TASK ITEM
The records below hold a stretch from the line with "# C3H5Br: the cost of one run" through the line with "spin multiplicity 1."; return exactly those lines, ends included, and nothing more.

(RECORD EXCERPTS)
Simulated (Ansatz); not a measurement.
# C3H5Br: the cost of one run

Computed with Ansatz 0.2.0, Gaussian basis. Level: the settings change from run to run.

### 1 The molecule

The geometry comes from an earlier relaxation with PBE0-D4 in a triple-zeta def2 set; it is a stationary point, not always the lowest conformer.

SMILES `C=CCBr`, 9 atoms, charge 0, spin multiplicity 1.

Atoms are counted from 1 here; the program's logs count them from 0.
(End RECORD EXCERPTS)

RESPONSE BOX
# C3H5Br: the cost of one run

Computed with Ansatz 0.2.0, Gaussian basis. Level: the settings change from run to run.

### 1 The molecule

The geometry comes from an earlier relaxation with PBE0-D4 in a triple-zeta def2 set; it is a stationary point, not always the lowest conformer.

SMILES `C=CCBr`, 9 atoms, charge 0, spin multiplicity 1.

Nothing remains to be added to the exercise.